▸ WORK REQUEST
Please repeat only the stretch of records running from the first line through the line that contains "So far. Step".

═════ EXTRACTED MATERIAL
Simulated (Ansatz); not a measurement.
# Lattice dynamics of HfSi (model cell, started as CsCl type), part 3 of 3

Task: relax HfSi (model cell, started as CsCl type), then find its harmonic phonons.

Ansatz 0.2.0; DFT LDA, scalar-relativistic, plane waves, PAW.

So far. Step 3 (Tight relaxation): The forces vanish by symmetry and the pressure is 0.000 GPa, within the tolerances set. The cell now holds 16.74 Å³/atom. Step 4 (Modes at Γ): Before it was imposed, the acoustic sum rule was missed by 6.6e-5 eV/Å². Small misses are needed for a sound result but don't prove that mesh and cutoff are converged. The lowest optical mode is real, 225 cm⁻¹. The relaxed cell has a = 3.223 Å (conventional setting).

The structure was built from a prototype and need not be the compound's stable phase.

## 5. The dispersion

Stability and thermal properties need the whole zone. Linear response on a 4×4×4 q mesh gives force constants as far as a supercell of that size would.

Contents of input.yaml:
══════════

▸ WRITTEN ANSWER
Simulated (Ansatz); not a measurement.
# Lattice dynamics of HfSi (model cell, started as CsCl type), part 3 of 3

Task: relax HfSi (model cell, started as CsCl type), then find its harmonic phonons.

Ansatz 0.2.0; DFT LDA, scalar-relativistic, plane waves, PAW.

So far. Step 3 (Tight relaxation): The forces vanish by symmetry and the pressure is 0.000 GPa, within the tolerances set. The cell now holds 16.74 Å³/atom. Step 4 (Modes at Γ): Before it was imposed, the acoustic sum rule was missed by 6.6e-5 eV/Å². Small misses are needed for a sound result but don't prove that mesh and cutoff are converged. The lowest optical mode is real, 225 cm⁻¹. The relaxed cell has a = 3.223 Å (conventional setting).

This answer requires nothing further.